### Assigned task
Word for word, return the lines from the top of the listing to the line containing "Alike in both", both ends included, and no others.

### Records provided
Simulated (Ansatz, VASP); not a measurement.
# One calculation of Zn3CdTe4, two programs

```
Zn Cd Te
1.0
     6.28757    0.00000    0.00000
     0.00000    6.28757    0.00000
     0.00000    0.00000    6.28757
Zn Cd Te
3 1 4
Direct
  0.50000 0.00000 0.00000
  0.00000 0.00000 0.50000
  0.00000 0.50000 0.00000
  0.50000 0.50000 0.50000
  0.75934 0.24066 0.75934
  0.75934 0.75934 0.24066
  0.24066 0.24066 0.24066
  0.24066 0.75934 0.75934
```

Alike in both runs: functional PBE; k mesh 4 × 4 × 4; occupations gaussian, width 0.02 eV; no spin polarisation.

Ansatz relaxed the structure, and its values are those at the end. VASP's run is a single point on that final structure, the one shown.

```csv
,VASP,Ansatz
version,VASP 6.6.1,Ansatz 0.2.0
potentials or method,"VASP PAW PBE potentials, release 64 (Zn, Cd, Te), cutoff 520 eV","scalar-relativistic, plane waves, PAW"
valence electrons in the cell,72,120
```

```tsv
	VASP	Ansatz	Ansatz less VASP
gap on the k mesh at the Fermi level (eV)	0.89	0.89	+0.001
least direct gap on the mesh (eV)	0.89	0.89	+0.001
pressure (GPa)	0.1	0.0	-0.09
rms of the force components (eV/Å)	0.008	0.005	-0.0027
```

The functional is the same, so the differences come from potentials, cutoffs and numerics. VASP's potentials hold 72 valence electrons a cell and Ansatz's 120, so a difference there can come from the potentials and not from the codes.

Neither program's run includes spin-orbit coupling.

### Exercise answer
Simulated (Ansatz, VASP); not a measurement.
# One calculation of Zn3CdTe4, two programs

```
Zn Cd Te
1.0
     6.28757    0.00000    0.00000
     0.00000    6.28757    0.00000
     0.00000    0.00000    6.28757
Zn Cd Te
3 1 4
Direct
  0.50000 0.00000 0.00000
  0.00000 0.00000 0.50000
  0.00000 0.50000 0.00000
  0.50000 0.50000 0.50000
  0.75934 0.24066 0.75934
  0.75934 0.75934 0.24066
  0.24066 0.24066 0.24066
  0.24066 0.75934 0.75934
```

Alike in both runs: functional PBE; k mesh 4 × 4 × 4; occupations gaussian, width 0.02 eV; no spin polarisation.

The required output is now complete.